* Data for review *
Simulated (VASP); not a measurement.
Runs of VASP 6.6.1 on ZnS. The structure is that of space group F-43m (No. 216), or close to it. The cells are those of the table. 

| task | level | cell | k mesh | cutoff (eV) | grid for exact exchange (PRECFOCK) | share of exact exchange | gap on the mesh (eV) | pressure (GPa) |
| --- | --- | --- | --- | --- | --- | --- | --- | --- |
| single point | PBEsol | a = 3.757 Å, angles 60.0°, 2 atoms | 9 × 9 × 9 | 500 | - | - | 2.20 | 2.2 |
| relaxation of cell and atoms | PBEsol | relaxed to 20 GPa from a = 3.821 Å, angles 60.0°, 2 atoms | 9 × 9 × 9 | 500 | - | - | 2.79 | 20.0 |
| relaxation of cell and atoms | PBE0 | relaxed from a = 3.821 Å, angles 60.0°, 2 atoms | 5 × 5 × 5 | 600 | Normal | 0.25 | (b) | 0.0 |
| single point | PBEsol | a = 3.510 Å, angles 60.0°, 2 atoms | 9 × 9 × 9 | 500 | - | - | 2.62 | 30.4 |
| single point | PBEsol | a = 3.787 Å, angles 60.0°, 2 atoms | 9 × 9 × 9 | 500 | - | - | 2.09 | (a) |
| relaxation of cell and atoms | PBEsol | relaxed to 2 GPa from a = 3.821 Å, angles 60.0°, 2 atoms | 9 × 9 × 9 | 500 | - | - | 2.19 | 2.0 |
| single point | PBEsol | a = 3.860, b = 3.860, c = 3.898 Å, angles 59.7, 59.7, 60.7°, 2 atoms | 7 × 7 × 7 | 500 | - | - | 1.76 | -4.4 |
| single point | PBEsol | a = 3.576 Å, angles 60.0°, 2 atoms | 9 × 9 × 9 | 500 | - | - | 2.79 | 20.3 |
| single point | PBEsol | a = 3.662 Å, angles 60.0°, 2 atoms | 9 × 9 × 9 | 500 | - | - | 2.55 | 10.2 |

* Brief *
Using the records above, restate word for word the lines from the one with "1.76 | -4.4 |" through the one with "2.79 | 20.3 |", both included.

* Task response *
| single point | PBEsol | a = 3.860, b = 3.860, c = 3.898 Å, angles 59.7, 59.7, 60.7°, 2 atoms | 7 × 7 × 7 | 500 | - | - | 1.76 | -4.4 |
| single point | PBEsol | a = 3.576 Å, angles 60.0°, 2 atoms | 9 × 9 × 9 | 500 | - | - | 2.79 | 20.3 |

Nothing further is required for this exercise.